[The data]:
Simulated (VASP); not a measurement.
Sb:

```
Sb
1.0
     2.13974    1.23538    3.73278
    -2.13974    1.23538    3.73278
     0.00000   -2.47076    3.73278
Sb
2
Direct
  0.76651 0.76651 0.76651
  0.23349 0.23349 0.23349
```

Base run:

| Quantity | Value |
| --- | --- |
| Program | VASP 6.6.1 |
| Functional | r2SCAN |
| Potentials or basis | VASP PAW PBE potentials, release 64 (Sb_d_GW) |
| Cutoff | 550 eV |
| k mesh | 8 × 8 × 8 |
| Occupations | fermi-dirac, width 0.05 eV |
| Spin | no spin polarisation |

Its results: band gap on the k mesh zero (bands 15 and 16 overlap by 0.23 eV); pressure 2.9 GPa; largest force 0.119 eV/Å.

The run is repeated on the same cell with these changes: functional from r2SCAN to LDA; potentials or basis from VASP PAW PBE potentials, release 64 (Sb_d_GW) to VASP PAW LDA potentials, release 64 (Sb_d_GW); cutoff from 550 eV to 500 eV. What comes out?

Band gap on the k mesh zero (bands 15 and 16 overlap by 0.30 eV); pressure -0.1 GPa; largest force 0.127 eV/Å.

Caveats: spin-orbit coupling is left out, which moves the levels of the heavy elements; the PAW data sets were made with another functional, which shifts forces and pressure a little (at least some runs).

[Brief]: Exactly as they appear, retype the lines from the start of the records through the line containing "VASP 6.6.1 |".

[Solution]:
Simulated (VASP); not a measurement.
Sb:

```
Sb
1.0
     2.13974    1.23538    3.73278
    -2.13974    1.23538    3.73278
     0.00000   -2.47076    3.73278
Sb
2
Direct
  0.76651 0.76651 0.76651
  0.23349 0.23349 0.23349
```

Base run:

| Quantity | Value |
| --- | --- |
| Program | VASP 6.6.1 |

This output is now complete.